————

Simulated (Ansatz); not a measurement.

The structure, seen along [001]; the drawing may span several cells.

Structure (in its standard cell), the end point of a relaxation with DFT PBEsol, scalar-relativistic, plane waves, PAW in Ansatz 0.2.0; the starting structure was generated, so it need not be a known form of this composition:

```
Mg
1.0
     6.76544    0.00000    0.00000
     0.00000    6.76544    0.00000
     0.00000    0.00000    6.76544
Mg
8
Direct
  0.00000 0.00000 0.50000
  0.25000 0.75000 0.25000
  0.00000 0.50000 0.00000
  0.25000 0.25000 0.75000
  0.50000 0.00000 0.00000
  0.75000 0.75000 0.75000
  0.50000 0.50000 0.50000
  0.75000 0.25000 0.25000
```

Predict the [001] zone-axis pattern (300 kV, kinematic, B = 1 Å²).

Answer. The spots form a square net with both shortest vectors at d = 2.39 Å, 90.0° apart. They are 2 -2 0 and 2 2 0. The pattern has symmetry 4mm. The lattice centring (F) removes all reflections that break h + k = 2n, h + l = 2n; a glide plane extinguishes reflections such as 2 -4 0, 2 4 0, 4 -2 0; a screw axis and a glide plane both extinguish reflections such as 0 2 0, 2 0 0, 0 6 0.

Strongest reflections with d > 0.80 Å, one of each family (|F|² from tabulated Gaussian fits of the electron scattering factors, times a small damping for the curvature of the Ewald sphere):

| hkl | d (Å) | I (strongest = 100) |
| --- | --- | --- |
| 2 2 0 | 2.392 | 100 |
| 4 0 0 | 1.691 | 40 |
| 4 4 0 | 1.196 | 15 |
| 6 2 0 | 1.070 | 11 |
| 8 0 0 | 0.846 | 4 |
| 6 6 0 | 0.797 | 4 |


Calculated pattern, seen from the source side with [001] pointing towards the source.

————

WORK INSTRUCTION → Output the listing verbatim through the "1.196 | 15 |" line.

ANSWER SECTION →
Simulated (Ansatz); not a measurement.

The structure, seen along [001]; the drawing may span several cells.

Structure (in its standard cell), the end point of a relaxation with DFT PBEsol, scalar-relativistic, plane waves, PAW in Ansatz 0.2.0; the starting structure was generated, so it need not be a known form of this composition:

```
Mg
1.0
     6.76544    0.00000    0.00000
     0.00000    6.76544    0.00000
     0.00000    0.00000    6.76544
Mg
8
Direct
  0.00000 0.00000 0.50000
  0.25000 0.75000 0.25000
  0.00000 0.50000 0.00000
  0.25000 0.25000 0.75000
  0.50000 0.00000 0.00000
  0.75000 0.75000 0.75000
  0.50000 0.50000 0.50000
  0.75000 0.25000 0.25000
```

Predict the [001] zone-axis pattern (300 kV, kinematic, B = 1 Å²).

Answer. The spots form a square net with both shortest vectors at d = 2.39 Å, 90.0° apart. They are 2 -2 0 and 2 2 0. The pattern has symmetry 4mm. The lattice centring (F) removes all reflections that break h + k = 2n, h + l = 2n; a glide plane extinguishes reflections such as 2 -4 0, 2 4 0, 4 -2 0; a screw axis and a glide plane both extinguish reflections such as 0 2 0, 2 0 0, 0 6 0.

Strongest reflections with d > 0.80 Å, one of each family (|F|² from tabulated Gaussian fits of the electron scattering factors, times a small damping for the curvature of the Ewald sphere):

| hkl | d (Å) | I (strongest = 100) |
| --- | --- | --- |
| 2 2 0 | 2.392 | 100 |
| 4 0 0 | 1.691 | 40 |
| 4 4 0 | 1.196 | 15 |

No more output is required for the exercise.